(ACTIVITY): Restate word for word the lines of the data below, from the first through the one that has "(2) What are the electron masses at the edge?".

(MATERIAL SUPPLIED):
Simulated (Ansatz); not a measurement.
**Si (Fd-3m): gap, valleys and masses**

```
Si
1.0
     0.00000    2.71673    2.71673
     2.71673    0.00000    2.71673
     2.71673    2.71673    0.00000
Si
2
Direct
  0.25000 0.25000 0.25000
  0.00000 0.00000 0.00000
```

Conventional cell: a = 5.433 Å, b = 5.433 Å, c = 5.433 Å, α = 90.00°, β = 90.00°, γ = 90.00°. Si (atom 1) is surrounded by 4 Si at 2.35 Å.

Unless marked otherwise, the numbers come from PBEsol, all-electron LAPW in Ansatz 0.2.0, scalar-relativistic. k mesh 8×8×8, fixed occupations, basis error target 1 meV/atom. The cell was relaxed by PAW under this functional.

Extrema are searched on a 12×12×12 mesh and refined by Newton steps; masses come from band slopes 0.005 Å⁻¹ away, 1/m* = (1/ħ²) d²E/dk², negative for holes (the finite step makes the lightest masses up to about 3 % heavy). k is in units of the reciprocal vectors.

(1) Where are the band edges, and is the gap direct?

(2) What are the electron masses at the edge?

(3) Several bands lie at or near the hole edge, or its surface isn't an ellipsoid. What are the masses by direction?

(RESPONSE AREA):
Simulated (Ansatz); not a measurement.
**Si (Fd-3m): gap, valleys and masses**

```
Si
1.0
     0.00000    2.71673    2.71673
     2.71673    0.00000    2.71673
     2.71673    2.71673    0.00000
Si
2
Direct
  0.25000 0.25000 0.25000
  0.00000 0.00000 0.00000
```

Conventional cell: a = 5.433 Å, b = 5.433 Å, c = 5.433 Å, α = 90.00°, β = 90.00°, γ = 90.00°. Si (atom 1) is surrounded by 4 Si at 2.35 Å.

Unless marked otherwise, the numbers come from PBEsol, all-electron LAPW in Ansatz 0.2.0, scalar-relativistic. k mesh 8×8×8, fixed occupations, basis error target 1 meV/atom. The cell was relaxed by PAW under this functional.

Extrema are searched on a 12×12×12 mesh and refined by Newton steps; masses come from band slopes 0.005 Å⁻¹ away, 1/m* = (1/ħ²) d²E/dk², negative for holes (the finite step makes the lightest masses up to about 3 % heavy). k is in units of the reciprocal vectors.

(1) Where are the band edges, and is the gap direct?

(2) What are the electron masses at the edge?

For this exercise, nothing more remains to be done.